* WORK ITEM:
Each line of the material below should be retyped precisely as it appears.

<<<<
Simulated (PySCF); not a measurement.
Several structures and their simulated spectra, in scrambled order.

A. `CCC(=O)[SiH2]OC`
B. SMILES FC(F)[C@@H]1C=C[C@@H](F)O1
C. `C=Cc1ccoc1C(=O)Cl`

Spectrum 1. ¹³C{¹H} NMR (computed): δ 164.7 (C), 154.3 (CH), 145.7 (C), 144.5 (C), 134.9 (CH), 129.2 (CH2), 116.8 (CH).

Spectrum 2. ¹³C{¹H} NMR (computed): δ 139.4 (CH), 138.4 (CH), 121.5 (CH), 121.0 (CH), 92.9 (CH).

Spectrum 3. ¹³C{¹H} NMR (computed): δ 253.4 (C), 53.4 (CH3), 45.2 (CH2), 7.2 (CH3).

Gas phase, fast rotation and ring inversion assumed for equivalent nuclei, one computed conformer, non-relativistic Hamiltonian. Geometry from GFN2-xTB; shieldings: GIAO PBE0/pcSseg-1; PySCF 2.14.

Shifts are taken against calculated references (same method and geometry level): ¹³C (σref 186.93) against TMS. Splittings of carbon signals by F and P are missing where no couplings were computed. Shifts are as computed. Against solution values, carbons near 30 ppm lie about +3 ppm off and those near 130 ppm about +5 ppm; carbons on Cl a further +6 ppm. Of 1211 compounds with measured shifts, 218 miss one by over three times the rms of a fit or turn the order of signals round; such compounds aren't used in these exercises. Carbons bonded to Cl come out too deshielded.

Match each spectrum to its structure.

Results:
>>>>

* WORKED SOLUTION:
Simulated (PySCF); not a measurement.
Several structures and their simulated spectra, in scrambled order.

A. `CCC(=O)[SiH2]OC`
B. SMILES FC(F)[C@@H]1C=C[C@@H](F)O1
C. `C=Cc1ccoc1C(=O)Cl`

Spectrum 1. ¹³C{¹H} NMR (computed): δ 164.7 (C), 154.3 (CH), 145.7 (C), 144.5 (C), 134.9 (CH), 129.2 (CH2), 116.8 (CH).

Spectrum 2. ¹³C{¹H} NMR (computed): δ 139.4 (CH), 138.4 (CH), 121.5 (CH), 121.0 (CH), 92.9 (CH).

Spectrum 3. ¹³C{¹H} NMR (computed): δ 253.4 (C), 53.4 (CH3), 45.2 (CH2), 7.2 (CH3).

Gas phase, fast rotation and ring inversion assumed for equivalent nuclei, one computed conformer, non-relativistic Hamiltonian. Geometry from GFN2-xTB; shieldings: GIAO PBE0/pcSseg-1; PySCF 2.14.

Shifts are taken against calculated references (same method and geometry level): ¹³C (σref 186.93) against TMS. Splittings of carbon signals by F and P are missing where no couplings were computed. Shifts are as computed. Against solution values, carbons near 30 ppm lie about +3 ppm off and those near 130 ppm about +5 ppm; carbons on Cl a further +6 ppm. Of 1211 compounds with measured shifts, 218 miss one by over three times the rms of a fit or turn the order of signals round; such compounds aren't used in these exercises. Carbons bonded to Cl come out too deshielded.

Match each spectrum to its structure.

Results:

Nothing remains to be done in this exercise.